Listed entries.
***

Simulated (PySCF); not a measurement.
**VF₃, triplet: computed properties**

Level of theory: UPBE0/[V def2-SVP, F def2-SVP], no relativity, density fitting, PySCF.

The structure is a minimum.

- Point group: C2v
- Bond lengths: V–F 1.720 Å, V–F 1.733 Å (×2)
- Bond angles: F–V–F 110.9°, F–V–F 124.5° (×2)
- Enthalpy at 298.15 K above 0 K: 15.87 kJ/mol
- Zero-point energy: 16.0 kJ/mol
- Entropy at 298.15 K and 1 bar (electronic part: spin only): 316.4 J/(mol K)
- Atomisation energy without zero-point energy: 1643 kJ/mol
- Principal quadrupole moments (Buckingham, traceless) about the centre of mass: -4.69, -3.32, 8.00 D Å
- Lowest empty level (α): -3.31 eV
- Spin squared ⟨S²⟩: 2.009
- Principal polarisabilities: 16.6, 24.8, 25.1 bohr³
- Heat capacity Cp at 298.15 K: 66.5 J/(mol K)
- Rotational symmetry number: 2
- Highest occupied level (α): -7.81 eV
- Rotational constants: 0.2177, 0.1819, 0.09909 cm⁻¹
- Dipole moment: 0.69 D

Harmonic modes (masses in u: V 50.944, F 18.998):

***

Look back at the entries above. Retype the line with "- Principal quadrupole", the line with "- Dipole moment: 0.69 D", and all lines in between.

Exercise answer.
- Principal quadrupole moments (Buckingham, traceless) about the centre of mass: -4.69, -3.32, 8.00 D Å
- Lowest empty level (α): -3.31 eV
- Spin squared ⟨S²⟩: 2.009
- Principal polarisabilities: 16.6, 24.8, 25.1 bohr³
- Heat capacity Cp at 298.15 K: 66.5 J/(mol K)
- Rotational symmetry number: 2
- Highest occupied level (α): -7.81 eV
- Rotational constants: 0.2177, 0.1819, 0.09909 cm⁻¹
- Dipole moment: 0.69 D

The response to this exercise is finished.